Print the records below exactly as they appear.

[Opening Given data section]
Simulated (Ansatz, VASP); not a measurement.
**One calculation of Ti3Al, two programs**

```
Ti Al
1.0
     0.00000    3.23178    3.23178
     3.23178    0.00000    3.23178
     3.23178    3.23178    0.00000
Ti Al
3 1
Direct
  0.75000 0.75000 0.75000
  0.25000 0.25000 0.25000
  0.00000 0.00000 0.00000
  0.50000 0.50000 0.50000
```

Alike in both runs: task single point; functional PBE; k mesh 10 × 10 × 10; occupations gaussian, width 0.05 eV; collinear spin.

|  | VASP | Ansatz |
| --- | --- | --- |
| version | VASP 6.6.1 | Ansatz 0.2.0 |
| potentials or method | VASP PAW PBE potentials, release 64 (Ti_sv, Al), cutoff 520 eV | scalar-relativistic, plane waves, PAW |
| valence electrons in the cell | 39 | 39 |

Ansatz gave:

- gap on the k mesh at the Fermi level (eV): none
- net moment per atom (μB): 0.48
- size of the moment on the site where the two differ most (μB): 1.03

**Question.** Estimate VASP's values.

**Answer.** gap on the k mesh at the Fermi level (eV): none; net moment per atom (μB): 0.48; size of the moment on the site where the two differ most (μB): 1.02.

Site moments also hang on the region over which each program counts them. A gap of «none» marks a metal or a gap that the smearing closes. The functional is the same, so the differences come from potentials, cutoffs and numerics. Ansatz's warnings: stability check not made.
[Closing Given data section]

• **Response box**
Simulated (Ansatz, VASP); not a measurement.
**One calculation of Ti3Al, two programs**

```
Ti Al
1.0
     0.00000    3.23178    3.23178
     3.23178    0.00000    3.23178
     3.23178    3.23178    0.00000
Ti Al
3 1
Direct
  0.75000 0.75000 0.75000
  0.25000 0.25000 0.25000
  0.00000 0.00000 0.00000
  0.50000 0.50000 0.50000
```

Alike in both runs: task single point; functional PBE; k mesh 10 × 10 × 10; occupations gaussian, width 0.05 eV; collinear spin.

|  | VASP | Ansatz |
| --- | --- | --- |
| version | VASP 6.6.1 | Ansatz 0.2.0 |
| potentials or method | VASP PAW PBE potentials, release 64 (Ti_sv, Al), cutoff 520 eV | scalar-relativistic, plane waves, PAW |
| valence electrons in the cell | 39 | 39 |

Ansatz gave:

- gap on the k mesh at the Fermi level (eV): none
- net moment per atom (μB): 0.48
- size of the moment on the site where the two differ most (μB): 1.03

**Question.** Estimate VASP's values.

**Answer.** gap on the k mesh at the Fermi level (eV): none; net moment per atom (μB): 0.48; size of the moment on the site where the two differ most (μB): 1.02.

Site moments also hang on the region over which each program counts them. A gap of «none» marks a metal or a gap that the smearing closes. The functional is the same, so the differences come from potentials, cutoffs and numerics. Ansatz's warnings: stability check not made.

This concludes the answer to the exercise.